** Records provided follows **

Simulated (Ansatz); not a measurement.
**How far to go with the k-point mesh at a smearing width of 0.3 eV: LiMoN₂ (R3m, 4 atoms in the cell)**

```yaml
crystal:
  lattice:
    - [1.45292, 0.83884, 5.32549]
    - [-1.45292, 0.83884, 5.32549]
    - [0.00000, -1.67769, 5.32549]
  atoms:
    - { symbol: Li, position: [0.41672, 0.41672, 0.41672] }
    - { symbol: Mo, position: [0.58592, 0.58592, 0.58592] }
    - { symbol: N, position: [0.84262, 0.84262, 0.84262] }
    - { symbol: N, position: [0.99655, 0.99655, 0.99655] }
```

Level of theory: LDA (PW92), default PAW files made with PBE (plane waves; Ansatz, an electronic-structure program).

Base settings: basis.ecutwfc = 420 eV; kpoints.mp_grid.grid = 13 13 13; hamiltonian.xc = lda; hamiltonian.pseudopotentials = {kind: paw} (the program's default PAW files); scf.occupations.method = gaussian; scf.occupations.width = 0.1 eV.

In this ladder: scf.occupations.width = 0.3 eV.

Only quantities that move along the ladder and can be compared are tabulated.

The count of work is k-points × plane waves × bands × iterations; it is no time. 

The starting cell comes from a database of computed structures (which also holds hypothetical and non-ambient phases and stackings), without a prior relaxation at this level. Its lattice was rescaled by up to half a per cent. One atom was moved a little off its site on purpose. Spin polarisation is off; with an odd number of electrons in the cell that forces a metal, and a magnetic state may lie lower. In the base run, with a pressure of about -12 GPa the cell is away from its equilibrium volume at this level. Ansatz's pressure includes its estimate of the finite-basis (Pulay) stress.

** End of Records provided **

Required action: Return nothing but the lines from the start of the listing above through the line containing "The count of", exactly as given.

Answer box:
Simulated (Ansatz); not a measurement.
**How far to go with the k-point mesh at a smearing width of 0.3 eV: LiMoN₂ (R3m, 4 atoms in the cell)**

```yaml
crystal:
  lattice:
    - [1.45292, 0.83884, 5.32549]
    - [-1.45292, 0.83884, 5.32549]
    - [0.00000, -1.67769, 5.32549]
  atoms:
    - { symbol: Li, position: [0.41672, 0.41672, 0.41672] }
    - { symbol: Mo, position: [0.58592, 0.58592, 0.58592] }
    - { symbol: N, position: [0.84262, 0.84262, 0.84262] }
    - { symbol: N, position: [0.99655, 0.99655, 0.99655] }
```

Level of theory: LDA (PW92), default PAW files made with PBE (plane waves; Ansatz, an electronic-structure program).

Base settings: basis.ecutwfc = 420 eV; kpoints.mp_grid.grid = 13 13 13; hamiltonian.xc = lda; hamiltonian.pseudopotentials = {kind: paw} (the program's default PAW files); scf.occupations.method = gaussian; scf.occupations.width = 0.1 eV.

In this ladder: scf.occupations.width = 0.3 eV.

Only quantities that move along the ladder and can be compared are tabulated.

The count of work is k-points × plane waves × bands × iterations; it is no time. 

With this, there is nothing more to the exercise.